:: Entries provided ::
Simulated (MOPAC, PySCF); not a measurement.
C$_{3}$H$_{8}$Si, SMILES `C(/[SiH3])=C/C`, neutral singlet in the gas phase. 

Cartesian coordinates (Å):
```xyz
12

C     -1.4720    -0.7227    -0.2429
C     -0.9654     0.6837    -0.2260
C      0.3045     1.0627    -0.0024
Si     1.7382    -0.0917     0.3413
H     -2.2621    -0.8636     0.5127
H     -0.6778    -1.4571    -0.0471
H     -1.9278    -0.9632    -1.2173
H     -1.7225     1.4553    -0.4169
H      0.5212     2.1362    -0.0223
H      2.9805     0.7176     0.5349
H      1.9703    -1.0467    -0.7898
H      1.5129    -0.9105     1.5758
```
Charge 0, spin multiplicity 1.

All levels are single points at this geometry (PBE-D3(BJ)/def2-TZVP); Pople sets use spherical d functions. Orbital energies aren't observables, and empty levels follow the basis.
:::

▶ Action item
What's wanted is each line above, transcribed with nothing altered.

▶ Worked solution
Simulated (MOPAC, PySCF); not a measurement.
C$_{3}$H$_{8}$Si, SMILES `C(/[SiH3])=C/C`, neutral singlet in the gas phase. 

Cartesian coordinates (Å):
```xyz
12

C     -1.4720    -0.7227    -0.2429
C     -0.9654     0.6837    -0.2260
C      0.3045     1.0627    -0.0024
Si     1.7382    -0.0917     0.3413
H     -2.2621    -0.8636     0.5127
H     -0.6778    -1.4571    -0.0471
H     -1.9278    -0.9632    -1.2173
H     -1.7225     1.4553    -0.4169
H      0.5212     2.1362    -0.0223
H      2.9805     0.7176     0.5349
H      1.9703    -1.0467    -0.7898
H      1.5129    -0.9105     1.5758
```
Charge 0, spin multiplicity 1.

All levels are single points at this geometry (PBE-D3(BJ)/def2-TZVP); Pople sets use spherical d functions. Orbital energies aren't observables, and empty levels follow the basis.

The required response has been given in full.